## [WORK ITEM]
Extract, unchanged, every line from the top of the material below through the line with "- Bulk modulus (Birch–Murnaghan): 85 GPa", and no more.

BEGIN INFORMATION SUPPLIED
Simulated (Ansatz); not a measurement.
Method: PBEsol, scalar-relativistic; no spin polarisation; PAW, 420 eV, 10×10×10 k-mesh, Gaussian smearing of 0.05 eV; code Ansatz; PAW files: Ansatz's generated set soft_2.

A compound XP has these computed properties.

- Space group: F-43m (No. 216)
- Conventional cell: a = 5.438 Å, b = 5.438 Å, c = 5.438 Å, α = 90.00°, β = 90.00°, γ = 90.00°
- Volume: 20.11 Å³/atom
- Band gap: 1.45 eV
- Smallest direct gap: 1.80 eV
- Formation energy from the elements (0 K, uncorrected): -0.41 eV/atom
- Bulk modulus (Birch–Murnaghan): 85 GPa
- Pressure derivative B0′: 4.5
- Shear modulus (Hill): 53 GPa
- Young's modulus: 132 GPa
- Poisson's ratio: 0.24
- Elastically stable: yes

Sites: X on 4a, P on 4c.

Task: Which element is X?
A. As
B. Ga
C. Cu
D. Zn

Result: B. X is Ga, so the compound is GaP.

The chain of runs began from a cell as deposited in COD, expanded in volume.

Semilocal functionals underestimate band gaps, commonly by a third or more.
END INFORMATION SUPPLIED

## [RESULT]
Simulated (Ansatz); not a measurement.
Method: PBEsol, scalar-relativistic; no spin polarisation; PAW, 420 eV, 10×10×10 k-mesh, Gaussian smearing of 0.05 eV; code Ansatz; PAW files: Ansatz's generated set soft_2.

A compound XP has these computed properties.

- Space group: F-43m (No. 216)
- Conventional cell: a = 5.438 Å, b = 5.438 Å, c = 5.438 Å, α = 90.00°, β = 90.00°, γ = 90.00°
- Volume: 20.11 Å³/atom
- Band gap: 1.45 eV
- Smallest direct gap: 1.80 eV
- Formation energy from the elements (0 K, uncorrected): -0.41 eV/atom
- Bulk modulus (Birch–Murnaghan): 85 GPa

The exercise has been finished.